Work item:
The entries should be given again so that each one matches the original exactly.

——

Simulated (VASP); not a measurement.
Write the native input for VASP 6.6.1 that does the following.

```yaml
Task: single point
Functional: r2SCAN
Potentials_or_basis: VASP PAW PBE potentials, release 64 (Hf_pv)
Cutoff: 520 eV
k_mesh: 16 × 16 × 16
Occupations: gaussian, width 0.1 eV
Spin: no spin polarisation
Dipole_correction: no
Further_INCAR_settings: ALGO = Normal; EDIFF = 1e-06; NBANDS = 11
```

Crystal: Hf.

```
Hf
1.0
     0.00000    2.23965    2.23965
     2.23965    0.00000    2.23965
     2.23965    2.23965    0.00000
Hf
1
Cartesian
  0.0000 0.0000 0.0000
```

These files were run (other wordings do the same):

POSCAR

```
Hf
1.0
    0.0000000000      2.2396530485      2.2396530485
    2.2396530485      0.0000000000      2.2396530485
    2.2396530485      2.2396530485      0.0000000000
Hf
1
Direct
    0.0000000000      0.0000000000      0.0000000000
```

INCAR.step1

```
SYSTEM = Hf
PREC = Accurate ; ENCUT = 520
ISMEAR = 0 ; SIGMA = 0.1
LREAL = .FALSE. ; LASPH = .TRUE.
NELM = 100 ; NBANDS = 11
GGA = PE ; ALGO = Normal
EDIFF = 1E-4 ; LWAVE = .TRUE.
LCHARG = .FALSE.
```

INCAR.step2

——

Exercise solution:
Simulated (VASP); not a measurement.
Write the native input for VASP 6.6.1 that does the following.

```yaml
Task: single point
Functional: r2SCAN
Potentials_or_basis: VASP PAW PBE potentials, release 64 (Hf_pv)
Cutoff: 520 eV
k_mesh: 16 × 16 × 16
Occupations: gaussian, width 0.1 eV
Spin: no spin polarisation
Dipole_correction: no
Further_INCAR_settings: ALGO = Normal; EDIFF = 1e-06; NBANDS = 11
```

Crystal: Hf.

```
Hf
1.0
     0.00000    2.23965    2.23965
     2.23965    0.00000    2.23965
     2.23965    2.23965    0.00000
Hf
1
Cartesian
  0.0000 0.0000 0.0000
```

These files were run (other wordings do the same):

POSCAR

```
Hf
1.0
    0.0000000000      2.2396530485      2.2396530485
    2.2396530485      0.0000000000      2.2396530485
    2.2396530485      2.2396530485      0.0000000000
Hf
1
Direct
    0.0000000000      0.0000000000      0.0000000000
```

INCAR.step1

```
SYSTEM = Hf
PREC = Accurate ; ENCUT = 520
ISMEAR = 0 ; SIGMA = 0.1
LREAL = .FALSE. ; LASPH = .TRUE.
NELM = 100 ; NBANDS = 11
GGA = PE ; ALGO = Normal
EDIFF = 1E-4 ; LWAVE = .TRUE.
LCHARG = .FALSE.
```

INCAR.step2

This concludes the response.